------ Material provided ------

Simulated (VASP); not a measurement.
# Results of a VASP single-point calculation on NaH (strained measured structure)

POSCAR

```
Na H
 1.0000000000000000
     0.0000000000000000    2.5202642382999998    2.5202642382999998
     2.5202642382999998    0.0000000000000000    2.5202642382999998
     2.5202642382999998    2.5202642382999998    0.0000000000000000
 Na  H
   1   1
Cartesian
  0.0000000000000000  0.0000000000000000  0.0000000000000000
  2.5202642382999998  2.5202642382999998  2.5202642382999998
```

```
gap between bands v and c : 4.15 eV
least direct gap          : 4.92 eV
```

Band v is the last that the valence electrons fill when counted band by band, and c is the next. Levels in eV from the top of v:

------

Work instruction: From the first line to the last, return the data above exactly.

Task response:
Simulated (VASP); not a measurement.
# Results of a VASP single-point calculation on NaH (strained measured structure)

POSCAR

```
Na H
 1.0000000000000000
     0.0000000000000000    2.5202642382999998    2.5202642382999998
     2.5202642382999998    0.0000000000000000    2.5202642382999998
     2.5202642382999998    2.5202642382999998    0.0000000000000000
 Na  H
   1   1
Cartesian
  0.0000000000000000  0.0000000000000000  0.0000000000000000
  2.5202642382999998  2.5202642382999998  2.5202642382999998
```

```
gap between bands v and c : 4.15 eV
least direct gap          : 4.92 eV
```

Band v is the last that the valence electrons fill when counted band by band, and c is the next. Levels in eV from the top of v:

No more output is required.